▶ [TASK ITEM]: For the listing below, print exactly the lines from the line with "Potentials or basis: VASP" to the line with "A: Zero (bands 11 and 12 overlap by 1.02 eV).", both included, and nothing beyond them.

::: RECORD EXCERPTS

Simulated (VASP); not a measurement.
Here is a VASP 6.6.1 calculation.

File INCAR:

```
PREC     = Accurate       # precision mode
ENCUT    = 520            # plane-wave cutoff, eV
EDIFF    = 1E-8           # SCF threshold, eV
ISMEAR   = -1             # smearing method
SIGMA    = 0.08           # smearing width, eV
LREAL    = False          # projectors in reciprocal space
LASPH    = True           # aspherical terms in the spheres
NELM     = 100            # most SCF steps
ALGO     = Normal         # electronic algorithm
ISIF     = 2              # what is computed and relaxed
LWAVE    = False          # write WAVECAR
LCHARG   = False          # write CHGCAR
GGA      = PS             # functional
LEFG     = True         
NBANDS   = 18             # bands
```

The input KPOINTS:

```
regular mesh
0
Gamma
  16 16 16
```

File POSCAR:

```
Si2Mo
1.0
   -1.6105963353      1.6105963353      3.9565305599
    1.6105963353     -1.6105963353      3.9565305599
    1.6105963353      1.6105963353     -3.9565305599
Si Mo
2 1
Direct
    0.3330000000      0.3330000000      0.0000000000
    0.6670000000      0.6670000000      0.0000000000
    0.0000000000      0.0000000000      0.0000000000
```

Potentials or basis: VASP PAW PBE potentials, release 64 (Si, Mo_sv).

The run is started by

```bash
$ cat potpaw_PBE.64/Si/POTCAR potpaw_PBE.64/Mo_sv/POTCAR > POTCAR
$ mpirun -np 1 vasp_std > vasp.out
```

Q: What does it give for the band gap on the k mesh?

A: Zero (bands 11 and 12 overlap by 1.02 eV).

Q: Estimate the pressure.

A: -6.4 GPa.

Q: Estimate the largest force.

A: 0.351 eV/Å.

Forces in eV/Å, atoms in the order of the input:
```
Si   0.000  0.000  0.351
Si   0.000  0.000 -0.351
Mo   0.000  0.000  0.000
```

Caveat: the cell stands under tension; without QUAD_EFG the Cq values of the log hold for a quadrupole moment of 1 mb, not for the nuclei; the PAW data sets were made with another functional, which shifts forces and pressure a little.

::::::

▶ [SOLUTION]:
Potentials or basis: VASP PAW PBE potentials, release 64 (Si, Mo_sv).

The run is started by

```bash
$ cat potpaw_PBE.64/Si/POTCAR potpaw_PBE.64/Mo_sv/POTCAR > POTCAR
$ mpirun -np 1 vasp_std > vasp.out
```

Q: What does it give for the band gap on the k mesh?

A: Zero (bands 11 and 12 overlap by 1.02 eV).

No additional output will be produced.